Work task:
Set down each record exactly as written.

*** Material supplied Section Begins ***

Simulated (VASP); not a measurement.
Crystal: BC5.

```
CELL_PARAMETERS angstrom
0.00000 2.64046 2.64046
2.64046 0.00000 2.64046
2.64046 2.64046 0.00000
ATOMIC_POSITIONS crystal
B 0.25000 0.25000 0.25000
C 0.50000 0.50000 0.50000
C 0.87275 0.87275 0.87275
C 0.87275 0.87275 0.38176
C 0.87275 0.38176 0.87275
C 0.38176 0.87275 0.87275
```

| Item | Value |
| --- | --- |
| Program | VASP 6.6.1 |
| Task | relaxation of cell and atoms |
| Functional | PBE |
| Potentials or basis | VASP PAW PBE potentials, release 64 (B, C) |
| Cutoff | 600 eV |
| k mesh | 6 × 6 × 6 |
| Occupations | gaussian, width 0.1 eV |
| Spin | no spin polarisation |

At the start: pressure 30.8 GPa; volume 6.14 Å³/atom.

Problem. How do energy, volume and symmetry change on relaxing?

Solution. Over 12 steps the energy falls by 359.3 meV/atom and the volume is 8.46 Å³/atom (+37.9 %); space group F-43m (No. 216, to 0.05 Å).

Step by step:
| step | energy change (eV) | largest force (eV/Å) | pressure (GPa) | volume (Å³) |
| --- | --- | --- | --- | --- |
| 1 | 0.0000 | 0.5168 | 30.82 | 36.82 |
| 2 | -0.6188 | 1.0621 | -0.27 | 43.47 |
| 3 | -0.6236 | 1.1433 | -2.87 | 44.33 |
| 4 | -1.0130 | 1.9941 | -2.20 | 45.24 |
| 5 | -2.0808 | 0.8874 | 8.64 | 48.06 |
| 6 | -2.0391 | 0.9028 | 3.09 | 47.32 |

*** Material supplied Section Ends ***

Exercise response:
Simulated (VASP); not a measurement.
Crystal: BC5.

```
CELL_PARAMETERS angstrom
0.00000 2.64046 2.64046
2.64046 0.00000 2.64046
2.64046 2.64046 0.00000
ATOMIC_POSITIONS crystal
B 0.25000 0.25000 0.25000
C 0.50000 0.50000 0.50000
C 0.87275 0.87275 0.87275
C 0.87275 0.87275 0.38176
C 0.87275 0.38176 0.87275
C 0.38176 0.87275 0.87275
```

| Item | Value |
| --- | --- |
| Program | VASP 6.6.1 |
| Task | relaxation of cell and atoms |
| Functional | PBE |
| Potentials or basis | VASP PAW PBE potentials, release 64 (B, C) |
| Cutoff | 600 eV |
| k mesh | 6 × 6 × 6 |
| Occupations | gaussian, width 0.1 eV |
| Spin | no spin polarisation |

At the start: pressure 30.8 GPa; volume 6.14 Å³/atom.

Problem. How do energy, volume and symmetry change on relaxing?

Solution. Over 12 steps the energy falls by 359.3 meV/atom and the volume is 8.46 Å³/atom (+37.9 %); space group F-43m (No. 216, to 0.05 Å).

Step by step:
| step | energy change (eV) | largest force (eV/Å) | pressure (GPa) | volume (Å³) |
| --- | --- | --- | --- | --- |
| 1 | 0.0000 | 0.5168 | 30.82 | 36.82 |
| 2 | -0.6188 | 1.0621 | -0.27 | 43.47 |
| 3 | -0.6236 | 1.1433 | -2.87 | 44.33 |
| 4 | -1.0130 | 1.9941 | -2.20 | 45.24 |
| 5 | -2.0808 | 0.8874 | 8.64 | 48.06 |
| 6 | -2.0391 | 0.9028 | 3.09 | 47.32 |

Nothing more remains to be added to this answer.